Required action: What is needed is a word-for-word restatement of all the entries.

Listed records:
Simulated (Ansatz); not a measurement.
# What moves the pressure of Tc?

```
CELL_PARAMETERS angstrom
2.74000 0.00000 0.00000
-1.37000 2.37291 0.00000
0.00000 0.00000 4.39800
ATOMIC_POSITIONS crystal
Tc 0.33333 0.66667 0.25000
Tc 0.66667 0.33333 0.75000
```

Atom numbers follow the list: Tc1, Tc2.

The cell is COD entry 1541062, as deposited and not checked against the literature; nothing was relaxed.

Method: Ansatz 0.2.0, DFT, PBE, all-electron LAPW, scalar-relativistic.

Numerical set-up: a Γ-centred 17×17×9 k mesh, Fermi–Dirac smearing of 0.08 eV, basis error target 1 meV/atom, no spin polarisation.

Task solution:
Simulated (Ansatz); not a measurement.
# What moves the pressure of Tc?

```
CELL_PARAMETERS angstrom
2.74000 0.00000 0.00000
-1.37000 2.37291 0.00000
0.00000 0.00000 4.39800
ATOMIC_POSITIONS crystal
Tc 0.33333 0.66667 0.25000
Tc 0.66667 0.33333 0.75000
```

Atom numbers follow the list: Tc1, Tc2.

The cell is COD entry 1541062, as deposited and not checked against the literature; nothing was relaxed.

Method: Ansatz 0.2.0, DFT, PBE, all-electron LAPW, scalar-relativistic.

Numerical set-up: a Γ-centred 17×17×9 k mesh, Fermi–Dirac smearing of 0.08 eV, basis error target 1 meV/atom, no spin polarisation.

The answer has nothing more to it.